(Information given begins)

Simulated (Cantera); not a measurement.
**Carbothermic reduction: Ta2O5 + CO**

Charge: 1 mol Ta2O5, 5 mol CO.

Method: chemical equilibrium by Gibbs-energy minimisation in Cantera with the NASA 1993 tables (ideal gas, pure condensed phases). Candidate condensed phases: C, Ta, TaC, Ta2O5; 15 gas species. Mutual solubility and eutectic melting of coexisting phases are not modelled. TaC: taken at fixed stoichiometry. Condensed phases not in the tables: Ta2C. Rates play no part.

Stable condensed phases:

(Information given ends)

◆ Assignment: Out of the listing above, reproduce exactly the lines from the one with "Ta2O5 + CO**" up to and including the one with "Method: chemical equilibrium".

◆ Task result:
**Carbothermic reduction: Ta2O5 + CO**

Charge: 1 mol Ta2O5, 5 mol CO.

Method: chemical equilibrium by Gibbs-energy minimisation in Cantera with the NASA 1993 tables (ideal gas, pure condensed phases). Candidate condensed phases: C, Ta, TaC, Ta2O5; 15 gas species. Mutual solubility and eutectic melting of coexisting phases are not modelled. TaC: taken at fixed stoichiometry. Condensed phases not in the tables: Ta2C. Rates play no part.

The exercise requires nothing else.